**EXERCISE:** After reading the entries below, copy word for word the lines from the first through the line containing "and its energy.**", and stop there.

--- START ---

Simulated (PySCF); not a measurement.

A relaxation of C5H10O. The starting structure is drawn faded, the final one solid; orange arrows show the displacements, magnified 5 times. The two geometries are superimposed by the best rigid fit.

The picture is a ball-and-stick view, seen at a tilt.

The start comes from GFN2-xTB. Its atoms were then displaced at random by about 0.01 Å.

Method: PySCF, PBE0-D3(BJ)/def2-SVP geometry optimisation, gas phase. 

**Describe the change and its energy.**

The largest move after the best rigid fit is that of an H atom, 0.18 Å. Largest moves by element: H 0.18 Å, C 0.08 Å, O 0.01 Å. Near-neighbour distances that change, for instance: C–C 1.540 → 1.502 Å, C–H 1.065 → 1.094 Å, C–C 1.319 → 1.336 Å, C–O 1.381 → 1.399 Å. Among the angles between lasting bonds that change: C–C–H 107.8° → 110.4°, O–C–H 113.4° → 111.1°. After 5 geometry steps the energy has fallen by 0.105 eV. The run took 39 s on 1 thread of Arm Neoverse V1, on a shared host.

--- END ---

**TASK SOLUTION:**
Simulated (PySCF); not a measurement.

A relaxation of C5H10O. The starting structure is drawn faded, the final one solid; orange arrows show the displacements, magnified 5 times. The two geometries are superimposed by the best rigid fit.

The picture is a ball-and-stick view, seen at a tilt.

The start comes from GFN2-xTB. Its atoms were then displaced at random by about 0.01 Å.

Method: PySCF, PBE0-D3(BJ)/def2-SVP geometry optimisation, gas phase. 

**Describe the change and its energy.**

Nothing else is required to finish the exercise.